── Records provided ──
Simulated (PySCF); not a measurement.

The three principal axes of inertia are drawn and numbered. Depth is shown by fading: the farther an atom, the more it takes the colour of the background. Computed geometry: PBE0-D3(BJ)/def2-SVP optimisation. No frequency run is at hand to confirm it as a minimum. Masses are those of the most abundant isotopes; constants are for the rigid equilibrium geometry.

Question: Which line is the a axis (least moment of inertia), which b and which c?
───

Task item ▸ In full and without error, restate the data.

Task answer ▸
Simulated (PySCF); not a measurement.

The three principal axes of inertia are drawn and numbered. Depth is shown by fading: the farther an atom, the more it takes the colour of the background. Computed geometry: PBE0-D3(BJ)/def2-SVP optimisation. No frequency run is at hand to confirm it as a minimum. Masses are those of the most abundant isotopes; constants are for the rigid equilibrium geometry.

Question: Which line is the a axis (least moment of inertia), which b and which c?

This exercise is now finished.